___ RECORDED INFORMATION

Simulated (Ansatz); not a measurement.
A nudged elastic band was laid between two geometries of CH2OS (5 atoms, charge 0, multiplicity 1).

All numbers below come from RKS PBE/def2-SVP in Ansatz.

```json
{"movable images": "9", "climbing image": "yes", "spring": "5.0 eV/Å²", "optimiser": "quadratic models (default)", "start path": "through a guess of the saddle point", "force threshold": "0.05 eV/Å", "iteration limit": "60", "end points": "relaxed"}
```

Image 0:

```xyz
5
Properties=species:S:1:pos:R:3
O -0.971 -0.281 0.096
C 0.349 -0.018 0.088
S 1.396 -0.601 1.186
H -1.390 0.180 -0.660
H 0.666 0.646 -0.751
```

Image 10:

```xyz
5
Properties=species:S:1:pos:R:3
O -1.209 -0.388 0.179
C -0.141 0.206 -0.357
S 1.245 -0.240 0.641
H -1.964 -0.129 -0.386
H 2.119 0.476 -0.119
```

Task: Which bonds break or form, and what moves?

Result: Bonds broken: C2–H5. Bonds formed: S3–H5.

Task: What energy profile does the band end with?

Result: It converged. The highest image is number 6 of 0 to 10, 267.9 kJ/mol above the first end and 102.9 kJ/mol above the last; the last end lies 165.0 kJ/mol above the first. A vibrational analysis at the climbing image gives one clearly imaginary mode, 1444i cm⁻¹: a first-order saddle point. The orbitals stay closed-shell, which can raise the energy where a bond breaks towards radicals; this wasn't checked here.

______

Repeat the data in full, keeping each word exactly as it is.

Simulated (Ansatz); not a measurement.
A nudged elastic band was laid between two geometries of CH2OS (5 atoms, charge 0, multiplicity 1).

All numbers below come from RKS PBE/def2-SVP in Ansatz.

```json
{"movable images": "9", "climbing image": "yes", "spring": "5.0 eV/Å²", "optimiser": "quadratic models (default)", "start path": "through a guess of the saddle point", "force threshold": "0.05 eV/Å", "iteration limit": "60", "end points": "relaxed"}
```

Image 0:

```xyz
5
Properties=species:S:1:pos:R:3
O -0.971 -0.281 0.096
C 0.349 -0.018 0.088
S 1.396 -0.601 1.186
H -1.390 0.180 -0.660
H 0.666 0.646 -0.751
```

Image 10:

```xyz
5
Properties=species:S:1:pos:R:3
O -1.209 -0.388 0.179
C -0.141 0.206 -0.357
S 1.245 -0.240 0.641
H -1.964 -0.129 -0.386
H 2.119 0.476 -0.119
```

Task: Which bonds break or form, and what moves?

Result: Bonds broken: C2–H5. Bonds formed: S3–H5.

Task: What energy profile does the band end with?

Result: It converged. The highest image is number 6 of 0 to 10, 267.9 kJ/mol above the first end and 102.9 kJ/mol above the last; the last end lies 165.0 kJ/mol above the first. A vibrational analysis at the climbing image gives one clearly imaginary mode, 1444i cm⁻¹: a first-order saddle point. The orbitals stay closed-shell, which can raise the energy where a bond breaks towards radicals; this wasn't checked here.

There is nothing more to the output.